▶ [Work item] What do the lines say, reproduced word for word, from the first of the entries below through the line bearing "- C–H (1.10"?

▶ [Data for review]
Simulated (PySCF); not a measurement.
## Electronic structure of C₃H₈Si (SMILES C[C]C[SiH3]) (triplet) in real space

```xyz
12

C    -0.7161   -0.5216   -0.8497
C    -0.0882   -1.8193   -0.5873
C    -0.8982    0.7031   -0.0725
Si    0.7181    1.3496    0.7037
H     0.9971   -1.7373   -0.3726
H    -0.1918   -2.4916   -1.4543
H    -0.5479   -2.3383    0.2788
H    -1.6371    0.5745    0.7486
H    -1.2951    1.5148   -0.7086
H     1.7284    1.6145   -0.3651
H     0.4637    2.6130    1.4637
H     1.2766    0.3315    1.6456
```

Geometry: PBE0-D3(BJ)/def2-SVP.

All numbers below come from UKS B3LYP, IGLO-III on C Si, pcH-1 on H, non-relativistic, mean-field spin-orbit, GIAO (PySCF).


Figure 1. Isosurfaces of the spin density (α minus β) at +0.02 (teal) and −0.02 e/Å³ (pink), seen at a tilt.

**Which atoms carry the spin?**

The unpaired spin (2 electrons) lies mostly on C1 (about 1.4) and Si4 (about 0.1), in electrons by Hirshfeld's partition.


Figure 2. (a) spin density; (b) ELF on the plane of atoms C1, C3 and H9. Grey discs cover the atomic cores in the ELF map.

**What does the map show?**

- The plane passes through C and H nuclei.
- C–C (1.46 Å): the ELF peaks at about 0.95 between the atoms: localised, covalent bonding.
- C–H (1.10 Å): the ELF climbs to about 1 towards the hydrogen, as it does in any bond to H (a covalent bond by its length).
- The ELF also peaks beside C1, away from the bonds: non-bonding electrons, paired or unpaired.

▶ [Exercise result]
Simulated (PySCF); not a measurement.
## Electronic structure of C₃H₈Si (SMILES C[C]C[SiH3]) (triplet) in real space

```xyz
12

C    -0.7161   -0.5216   -0.8497
C    -0.0882   -1.8193   -0.5873
C    -0.8982    0.7031   -0.0725
Si    0.7181    1.3496    0.7037
H     0.9971   -1.7373   -0.3726
H    -0.1918   -2.4916   -1.4543
H    -0.5479   -2.3383    0.2788
H    -1.6371    0.5745    0.7486
H    -1.2951    1.5148   -0.7086
H     1.7284    1.6145   -0.3651
H     0.4637    2.6130    1.4637
H     1.2766    0.3315    1.6456
```

Geometry: PBE0-D3(BJ)/def2-SVP.

All numbers below come from UKS B3LYP, IGLO-III on C Si, pcH-1 on H, non-relativistic, mean-field spin-orbit, GIAO (PySCF).


Figure 1. Isosurfaces of the spin density (α minus β) at +0.02 (teal) and −0.02 e/Å³ (pink), seen at a tilt.

**Which atoms carry the spin?**

The unpaired spin (2 electrons) lies mostly on C1 (about 1.4) and Si4 (about 0.1), in electrons by Hirshfeld's partition.


Figure 2. (a) spin density; (b) ELF on the plane of atoms C1, C3 and H9. Grey discs cover the atomic cores in the ELF map.

**What does the map show?**

- The plane passes through C and H nuclei.
- C–C (1.46 Å): the ELF peaks at about 0.95 between the atoms: localised, covalent bonding.
- C–H (1.10 Å): the ELF climbs to about 1 towards the hydrogen, as it does in any bond to H (a covalent bond by its length).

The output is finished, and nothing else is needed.